Present an exact copy of each line below.

· · ·

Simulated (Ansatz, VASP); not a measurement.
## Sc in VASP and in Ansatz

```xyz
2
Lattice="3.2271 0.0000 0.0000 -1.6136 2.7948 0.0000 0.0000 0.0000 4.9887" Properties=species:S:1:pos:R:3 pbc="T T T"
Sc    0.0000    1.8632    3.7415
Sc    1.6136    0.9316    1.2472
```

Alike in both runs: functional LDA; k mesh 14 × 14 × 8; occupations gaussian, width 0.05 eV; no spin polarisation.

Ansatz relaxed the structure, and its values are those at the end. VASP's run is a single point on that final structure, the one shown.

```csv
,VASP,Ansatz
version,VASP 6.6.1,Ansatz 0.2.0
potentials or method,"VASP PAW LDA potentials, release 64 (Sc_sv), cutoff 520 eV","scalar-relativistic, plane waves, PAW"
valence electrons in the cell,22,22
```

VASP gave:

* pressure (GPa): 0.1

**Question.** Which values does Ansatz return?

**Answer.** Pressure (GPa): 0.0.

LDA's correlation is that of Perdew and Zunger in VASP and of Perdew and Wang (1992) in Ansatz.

· · ·

▸ **Response box**:
Simulated (Ansatz, VASP); not a measurement.
## Sc in VASP and in Ansatz

```xyz
2
Lattice="3.2271 0.0000 0.0000 -1.6136 2.7948 0.0000 0.0000 0.0000 4.9887" Properties=species:S:1:pos:R:3 pbc="T T T"
Sc    0.0000    1.8632    3.7415
Sc    1.6136    0.9316    1.2472
```

Alike in both runs: functional LDA; k mesh 14 × 14 × 8; occupations gaussian, width 0.05 eV; no spin polarisation.

Ansatz relaxed the structure, and its values are those at the end. VASP's run is a single point on that final structure, the one shown.

```csv
,VASP,Ansatz
version,VASP 6.6.1,Ansatz 0.2.0
potentials or method,"VASP PAW LDA potentials, release 64 (Sc_sv), cutoff 520 eV","scalar-relativistic, plane waves, PAW"
valence electrons in the cell,22,22
```

VASP gave:

* pressure (GPa): 0.1

**Question.** Which values does Ansatz return?

**Answer.** Pressure (GPa): 0.0.

LDA's correlation is that of Perdew and Zunger in VASP and of Perdew and Wang (1992) in Ansatz.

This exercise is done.